**Records supplied:**
========================================================================
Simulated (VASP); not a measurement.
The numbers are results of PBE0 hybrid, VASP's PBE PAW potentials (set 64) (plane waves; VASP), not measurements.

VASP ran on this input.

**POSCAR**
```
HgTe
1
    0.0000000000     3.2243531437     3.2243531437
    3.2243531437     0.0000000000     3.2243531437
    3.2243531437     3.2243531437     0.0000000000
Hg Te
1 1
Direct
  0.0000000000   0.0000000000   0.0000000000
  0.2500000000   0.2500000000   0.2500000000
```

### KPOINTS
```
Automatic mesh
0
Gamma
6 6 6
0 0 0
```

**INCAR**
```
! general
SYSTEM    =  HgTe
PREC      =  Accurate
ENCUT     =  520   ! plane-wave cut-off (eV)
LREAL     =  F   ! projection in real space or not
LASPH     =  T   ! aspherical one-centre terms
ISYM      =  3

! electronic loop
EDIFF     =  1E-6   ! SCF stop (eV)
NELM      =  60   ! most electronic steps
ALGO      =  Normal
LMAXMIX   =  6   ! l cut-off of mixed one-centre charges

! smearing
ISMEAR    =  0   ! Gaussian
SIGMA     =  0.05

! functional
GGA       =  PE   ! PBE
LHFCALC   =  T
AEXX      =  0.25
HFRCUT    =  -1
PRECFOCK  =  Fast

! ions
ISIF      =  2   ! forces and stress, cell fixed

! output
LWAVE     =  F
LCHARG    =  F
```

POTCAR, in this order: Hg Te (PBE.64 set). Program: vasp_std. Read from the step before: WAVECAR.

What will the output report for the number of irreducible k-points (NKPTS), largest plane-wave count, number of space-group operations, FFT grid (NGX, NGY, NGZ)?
========================================================================

**Exercise:** Transcribe the data in full, matching every line exactly.

**Task solution:**
Simulated (VASP); not a measurement.
The numbers are results of PBE0 hybrid, VASP's PBE PAW potentials (set 64) (plane waves; VASP), not measurements.

VASP ran on this input.

**POSCAR**
```
HgTe
1
    0.0000000000     3.2243531437     3.2243531437
    3.2243531437     0.0000000000     3.2243531437
    3.2243531437     3.2243531437     0.0000000000
Hg Te
1 1
Direct
  0.0000000000   0.0000000000   0.0000000000
  0.2500000000   0.2500000000   0.2500000000
```

### KPOINTS
```
Automatic mesh
0
Gamma
6 6 6
0 0 0
```

**INCAR**
```
! general
SYSTEM    =  HgTe
PREC      =  Accurate
ENCUT     =  520   ! plane-wave cut-off (eV)
LREAL     =  F   ! projection in real space or not
LASPH     =  T   ! aspherical one-centre terms
ISYM      =  3

! electronic loop
EDIFF     =  1E-6   ! SCF stop (eV)
NELM      =  60   ! most electronic steps
ALGO      =  Normal
LMAXMIX   =  6   ! l cut-off of mixed one-centre charges

! smearing
ISMEAR    =  0   ! Gaussian
SIGMA     =  0.05

! functional
GGA       =  PE   ! PBE
LHFCALC   =  T
AEXX      =  0.25
HFRCUT    =  -1
PRECFOCK  =  Fast

! ions
ISIF      =  2   ! forces and stress, cell fixed

! output
LWAVE     =  F
LCHARG    =  F
```

POTCAR, in this order: Hg Te (PBE.64 set). Program: vasp_std. Read from the step before: WAVECAR.

What will the output report for the number of irreducible k-points (NKPTS), largest plane-wave count, number of space-group operations, FFT grid (NGX, NGY, NGZ)?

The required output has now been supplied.